## REQUIRED ACTION
Nothing but the listing below, retyped exactly, should appear in the answer.

## DATA UNDER STUDY
_ _ _ _ _

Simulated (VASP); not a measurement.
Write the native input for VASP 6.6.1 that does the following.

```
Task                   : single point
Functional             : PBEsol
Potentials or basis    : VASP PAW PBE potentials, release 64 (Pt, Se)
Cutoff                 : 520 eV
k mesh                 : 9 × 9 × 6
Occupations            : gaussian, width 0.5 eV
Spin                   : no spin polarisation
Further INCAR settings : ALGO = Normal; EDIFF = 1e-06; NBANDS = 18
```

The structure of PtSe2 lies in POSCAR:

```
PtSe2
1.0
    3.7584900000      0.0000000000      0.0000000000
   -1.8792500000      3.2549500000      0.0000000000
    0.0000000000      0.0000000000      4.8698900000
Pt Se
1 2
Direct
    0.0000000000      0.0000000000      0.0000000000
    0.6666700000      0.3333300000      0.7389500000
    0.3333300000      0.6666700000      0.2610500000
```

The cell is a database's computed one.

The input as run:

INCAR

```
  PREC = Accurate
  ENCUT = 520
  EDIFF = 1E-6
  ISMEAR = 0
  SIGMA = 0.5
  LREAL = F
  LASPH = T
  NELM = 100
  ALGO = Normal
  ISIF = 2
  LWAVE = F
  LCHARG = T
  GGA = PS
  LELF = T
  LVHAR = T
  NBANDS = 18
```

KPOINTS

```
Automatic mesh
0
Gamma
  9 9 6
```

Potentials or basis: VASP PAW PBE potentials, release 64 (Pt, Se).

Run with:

_ _ _ _ _

## EXERCISE RESPONSE
Simulated (VASP); not a measurement.
Write the native input for VASP 6.6.1 that does the following.

```
Task                   : single point
Functional             : PBEsol
Potentials or basis    : VASP PAW PBE potentials, release 64 (Pt, Se)
Cutoff                 : 520 eV
k mesh                 : 9 × 9 × 6
Occupations            : gaussian, width 0.5 eV
Spin                   : no spin polarisation
Further INCAR settings : ALGO = Normal; EDIFF = 1e-06; NBANDS = 18
```

The structure of PtSe2 lies in POSCAR:

```
PtSe2
1.0
    3.7584900000      0.0000000000      0.0000000000
   -1.8792500000      3.2549500000      0.0000000000
    0.0000000000      0.0000000000      4.8698900000
Pt Se
1 2
Direct
    0.0000000000      0.0000000000      0.0000000000
    0.6666700000      0.3333300000      0.7389500000
    0.3333300000      0.6666700000      0.2610500000
```

The cell is a database's computed one.

The input as run:

INCAR

```
  PREC = Accurate
  ENCUT = 520
  EDIFF = 1E-6
  ISMEAR = 0
  SIGMA = 0.5
  LREAL = F
  LASPH = T
  NELM = 100
  ALGO = Normal
  ISIF = 2
  LWAVE = F
  LCHARG = T
  GGA = PS
  LELF = T
  LVHAR = T
  NBANDS = 18
```

KPOINTS

```
Automatic mesh
0
Gamma
  9 9 6
```

Potentials or basis: VASP PAW PBE potentials, release 64 (Pt, Se).

Run with:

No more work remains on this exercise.